· · · ·
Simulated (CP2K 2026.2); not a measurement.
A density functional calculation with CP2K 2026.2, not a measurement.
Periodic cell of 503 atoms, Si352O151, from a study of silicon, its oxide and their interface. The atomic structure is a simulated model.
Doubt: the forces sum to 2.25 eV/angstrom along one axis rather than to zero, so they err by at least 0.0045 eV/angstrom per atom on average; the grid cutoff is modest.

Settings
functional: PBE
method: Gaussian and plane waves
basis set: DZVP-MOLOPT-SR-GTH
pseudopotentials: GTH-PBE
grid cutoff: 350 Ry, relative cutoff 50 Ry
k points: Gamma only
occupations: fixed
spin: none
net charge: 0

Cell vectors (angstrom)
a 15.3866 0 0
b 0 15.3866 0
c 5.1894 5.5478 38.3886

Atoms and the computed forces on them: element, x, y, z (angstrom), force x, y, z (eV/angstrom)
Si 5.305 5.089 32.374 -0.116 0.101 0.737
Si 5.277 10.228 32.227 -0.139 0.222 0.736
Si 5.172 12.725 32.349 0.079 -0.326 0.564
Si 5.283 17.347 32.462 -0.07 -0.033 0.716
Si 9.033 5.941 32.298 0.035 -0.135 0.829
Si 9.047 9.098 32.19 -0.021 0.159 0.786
· · · ·

WORK TASK -
Set every record down again, exactly as given.

YOUR RESPONSE -
Simulated (CP2K 2026.2); not a measurement.
A density functional calculation with CP2K 2026.2, not a measurement.
Periodic cell of 503 atoms, Si352O151, from a study of silicon, its oxide and their interface. The atomic structure is a simulated model.
Doubt: the forces sum to 2.25 eV/angstrom along one axis rather than to zero, so they err by at least 0.0045 eV/angstrom per atom on average; the grid cutoff is modest.

Settings
functional: PBE
method: Gaussian and plane waves
basis set: DZVP-MOLOPT-SR-GTH
pseudopotentials: GTH-PBE
grid cutoff: 350 Ry, relative cutoff 50 Ry
k points: Gamma only
occupations: fixed
spin: none
net charge: 0

Cell vectors (angstrom)
a 15.3866 0 0
b 0 15.3866 0
c 5.1894 5.5478 38.3886

Atoms and the computed forces on them: element, x, y, z (angstrom), force x, y, z (eV/angstrom)
Si 5.305 5.089 32.374 -0.116 0.101 0.737
Si 5.277 10.228 32.227 -0.139 0.222 0.736
Si 5.172 12.725 32.349 0.079 -0.326 0.564
Si 5.283 17.347 32.462 -0.07 -0.033 0.716
Si 9.033 5.941 32.298 0.035 -0.135 0.829
Si 9.047 9.098 32.19 -0.021 0.159 0.786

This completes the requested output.